• Exercise:
Reproduce precisely the lines between the start of the data below and the line with "- Occupations: gaussian, width 0.05 eV", both included.

-- Source material follows --

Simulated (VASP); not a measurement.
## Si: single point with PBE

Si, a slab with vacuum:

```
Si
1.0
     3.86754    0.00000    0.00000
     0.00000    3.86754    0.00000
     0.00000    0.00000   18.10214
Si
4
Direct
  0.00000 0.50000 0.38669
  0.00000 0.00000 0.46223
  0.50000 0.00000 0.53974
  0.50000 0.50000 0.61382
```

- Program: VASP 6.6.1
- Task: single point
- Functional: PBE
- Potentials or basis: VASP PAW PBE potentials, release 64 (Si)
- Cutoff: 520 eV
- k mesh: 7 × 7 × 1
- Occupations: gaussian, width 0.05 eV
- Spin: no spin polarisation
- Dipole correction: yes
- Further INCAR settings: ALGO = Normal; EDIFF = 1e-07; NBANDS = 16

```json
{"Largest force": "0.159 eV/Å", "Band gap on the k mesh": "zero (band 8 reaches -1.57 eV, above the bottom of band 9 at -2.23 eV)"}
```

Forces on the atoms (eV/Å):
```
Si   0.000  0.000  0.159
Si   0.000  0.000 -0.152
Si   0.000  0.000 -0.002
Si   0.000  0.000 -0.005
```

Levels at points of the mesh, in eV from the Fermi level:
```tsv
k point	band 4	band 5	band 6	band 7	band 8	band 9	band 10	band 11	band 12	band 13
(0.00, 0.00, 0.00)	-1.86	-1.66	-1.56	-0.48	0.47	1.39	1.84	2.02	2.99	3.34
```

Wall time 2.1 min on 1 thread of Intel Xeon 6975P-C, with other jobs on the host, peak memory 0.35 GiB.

-- Source material concluded --

• Written answer:
Simulated (VASP); not a measurement.
## Si: single point with PBE

Si, a slab with vacuum:

```
Si
1.0
     3.86754    0.00000    0.00000
     0.00000    3.86754    0.00000
     0.00000    0.00000   18.10214
Si
4
Direct
  0.00000 0.50000 0.38669
  0.00000 0.00000 0.46223
  0.50000 0.00000 0.53974
  0.50000 0.50000 0.61382
```

- Program: VASP 6.6.1
- Task: single point
- Functional: PBE
- Potentials or basis: VASP PAW PBE potentials, release 64 (Si)
- Cutoff: 520 eV
- k mesh: 7 × 7 × 1
- Occupations: gaussian, width 0.05 eV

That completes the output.